Could you restate the entries below word for word?

[MATERIAL SHOWN — start]
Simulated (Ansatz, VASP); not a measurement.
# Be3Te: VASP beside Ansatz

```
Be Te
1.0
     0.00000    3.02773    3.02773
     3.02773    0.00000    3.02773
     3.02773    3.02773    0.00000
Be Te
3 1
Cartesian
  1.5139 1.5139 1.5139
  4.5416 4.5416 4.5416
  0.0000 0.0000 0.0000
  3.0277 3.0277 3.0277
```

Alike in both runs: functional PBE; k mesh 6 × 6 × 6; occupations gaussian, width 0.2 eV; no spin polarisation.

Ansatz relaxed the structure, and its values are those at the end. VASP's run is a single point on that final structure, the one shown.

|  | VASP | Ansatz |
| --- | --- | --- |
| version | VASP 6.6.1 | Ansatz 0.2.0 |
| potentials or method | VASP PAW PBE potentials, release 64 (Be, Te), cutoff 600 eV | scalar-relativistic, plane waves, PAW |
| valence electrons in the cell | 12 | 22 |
[MATERIAL SHOWN — finish]

▸ **REPLY**:
Simulated (Ansatz, VASP); not a measurement.
# Be3Te: VASP beside Ansatz

```
Be Te
1.0
     0.00000    3.02773    3.02773
     3.02773    0.00000    3.02773
     3.02773    3.02773    0.00000
Be Te
3 1
Cartesian
  1.5139 1.5139 1.5139
  4.5416 4.5416 4.5416
  0.0000 0.0000 0.0000
  3.0277 3.0277 3.0277
```

Alike in both runs: functional PBE; k mesh 6 × 6 × 6; occupations gaussian, width 0.2 eV; no spin polarisation.

Ansatz relaxed the structure, and its values are those at the end. VASP's run is a single point on that final structure, the one shown.

|  | VASP | Ansatz |
| --- | --- | --- |
| version | VASP 6.6.1 | Ansatz 0.2.0 |
| potentials or method | VASP PAW PBE potentials, release 64 (Be, Te), cutoff 600 eV | scalar-relativistic, plane waves, PAW |
| valence electrons in the cell | 12 | 22 |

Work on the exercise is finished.